**Extracted material**
----------

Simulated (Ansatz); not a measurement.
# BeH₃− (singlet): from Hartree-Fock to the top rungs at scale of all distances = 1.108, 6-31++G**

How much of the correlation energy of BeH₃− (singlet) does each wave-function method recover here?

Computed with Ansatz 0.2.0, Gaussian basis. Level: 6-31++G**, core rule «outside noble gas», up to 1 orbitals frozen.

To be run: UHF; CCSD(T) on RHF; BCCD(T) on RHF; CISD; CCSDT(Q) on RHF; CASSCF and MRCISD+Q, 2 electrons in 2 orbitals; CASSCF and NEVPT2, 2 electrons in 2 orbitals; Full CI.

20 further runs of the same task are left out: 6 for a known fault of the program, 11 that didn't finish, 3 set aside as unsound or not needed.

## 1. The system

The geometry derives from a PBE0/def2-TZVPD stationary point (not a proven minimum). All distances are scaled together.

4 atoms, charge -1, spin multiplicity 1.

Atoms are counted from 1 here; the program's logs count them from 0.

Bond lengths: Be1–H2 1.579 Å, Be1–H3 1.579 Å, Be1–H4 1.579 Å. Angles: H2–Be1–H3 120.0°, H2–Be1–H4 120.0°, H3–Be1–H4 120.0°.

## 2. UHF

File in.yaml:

----------

**Work request**
From the line containing "Computed with Ansatz" down to the line containing "## 1. The system" in the material above, reproduce every line exactly, including the two end lines.

**Exercise output**
Computed with Ansatz 0.2.0, Gaussian basis. Level: 6-31++G**, core rule «outside noble gas», up to 1 orbitals frozen.

To be run: UHF; CCSD(T) on RHF; BCCD(T) on RHF; CISD; CCSDT(Q) on RHF; CASSCF and MRCISD+Q, 2 electrons in 2 orbitals; CASSCF and NEVPT2, 2 electrons in 2 orbitals; Full CI.

20 further runs of the same task are left out: 6 for a known fault of the program, 11 that didn't finish, 3 set aside as unsound or not needed.

## 1. The system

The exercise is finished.